Assigned task ->
Word for word, restate the lines of the data from the first through the one containing "Problem. Estimate the wall time of this run.", and nothing else.

Input data ->
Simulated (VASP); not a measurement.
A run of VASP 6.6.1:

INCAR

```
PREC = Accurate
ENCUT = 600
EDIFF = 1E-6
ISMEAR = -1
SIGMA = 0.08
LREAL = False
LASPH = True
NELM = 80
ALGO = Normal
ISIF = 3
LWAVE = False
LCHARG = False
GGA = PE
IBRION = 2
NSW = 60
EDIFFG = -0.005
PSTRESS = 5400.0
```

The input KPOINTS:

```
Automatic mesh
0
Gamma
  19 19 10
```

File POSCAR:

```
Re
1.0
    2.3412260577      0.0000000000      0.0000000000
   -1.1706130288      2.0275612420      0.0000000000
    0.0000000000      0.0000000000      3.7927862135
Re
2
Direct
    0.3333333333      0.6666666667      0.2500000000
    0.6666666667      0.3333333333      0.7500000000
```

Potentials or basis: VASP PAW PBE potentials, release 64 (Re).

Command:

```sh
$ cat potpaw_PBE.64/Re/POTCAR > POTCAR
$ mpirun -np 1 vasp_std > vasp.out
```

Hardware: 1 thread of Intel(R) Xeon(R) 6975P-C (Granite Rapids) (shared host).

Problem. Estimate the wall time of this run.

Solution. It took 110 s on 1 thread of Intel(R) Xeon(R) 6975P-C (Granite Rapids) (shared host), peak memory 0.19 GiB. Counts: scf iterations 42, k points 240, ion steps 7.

Result ->
Simulated (VASP); not a measurement.
A run of VASP 6.6.1:

INCAR

```
PREC = Accurate
ENCUT = 600
EDIFF = 1E-6
ISMEAR = -1
SIGMA = 0.08
LREAL = False
LASPH = True
NELM = 80
ALGO = Normal
ISIF = 3
LWAVE = False
LCHARG = False
GGA = PE
IBRION = 2
NSW = 60
EDIFFG = -0.005
PSTRESS = 5400.0
```

The input KPOINTS:

```
Automatic mesh
0
Gamma
  19 19 10
```

File POSCAR:

```
Re
1.0
    2.3412260577      0.0000000000      0.0000000000
   -1.1706130288      2.0275612420      0.0000000000
    0.0000000000      0.0000000000      3.7927862135
Re
2
Direct
    0.3333333333      0.6666666667      0.2500000000
    0.6666666667      0.3333333333      0.7500000000
```

Potentials or basis: VASP PAW PBE potentials, release 64 (Re).

Command:

```sh
$ cat potpaw_PBE.64/Re/POTCAR > POTCAR
$ mpirun -np 1 vasp_std > vasp.out
```

Hardware: 1 thread of Intel(R) Xeon(R) 6975P-C (Granite Rapids) (shared host).

Problem. Estimate the wall time of this run.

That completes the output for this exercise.